● **Work instruction**
From the listing below, retype exactly the line holding "(CAM-B3LYP/def2-SVPD): 0.60 D", the line holding "- Rotational constants", and the lines between them; skip everything else.

= = =

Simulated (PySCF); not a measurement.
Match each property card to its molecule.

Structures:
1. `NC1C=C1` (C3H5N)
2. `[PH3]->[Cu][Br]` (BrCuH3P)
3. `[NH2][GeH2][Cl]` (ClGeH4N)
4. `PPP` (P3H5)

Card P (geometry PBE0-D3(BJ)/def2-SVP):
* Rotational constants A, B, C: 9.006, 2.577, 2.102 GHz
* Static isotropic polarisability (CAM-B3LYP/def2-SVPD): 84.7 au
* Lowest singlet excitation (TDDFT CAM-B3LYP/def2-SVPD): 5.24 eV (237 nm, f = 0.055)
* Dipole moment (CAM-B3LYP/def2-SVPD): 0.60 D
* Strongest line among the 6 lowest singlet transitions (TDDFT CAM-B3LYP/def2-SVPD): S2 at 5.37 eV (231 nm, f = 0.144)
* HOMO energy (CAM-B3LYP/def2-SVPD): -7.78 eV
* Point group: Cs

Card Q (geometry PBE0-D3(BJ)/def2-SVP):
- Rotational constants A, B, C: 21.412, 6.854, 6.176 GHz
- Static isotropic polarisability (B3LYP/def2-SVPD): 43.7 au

= = =

● **Solution**
* Dipole moment (CAM-B3LYP/def2-SVPD): 0.60 D
* Strongest line among the 6 lowest singlet transitions (TDDFT CAM-B3LYP/def2-SVPD): S2 at 5.37 eV (231 nm, f = 0.144)
* HOMO energy (CAM-B3LYP/def2-SVPD): -7.78 eV
* Point group: Cs

Card Q (geometry PBE0-D3(BJ)/def2-SVP):
- Rotational constants A, B, C: 21.412, 6.854, 6.176 GHz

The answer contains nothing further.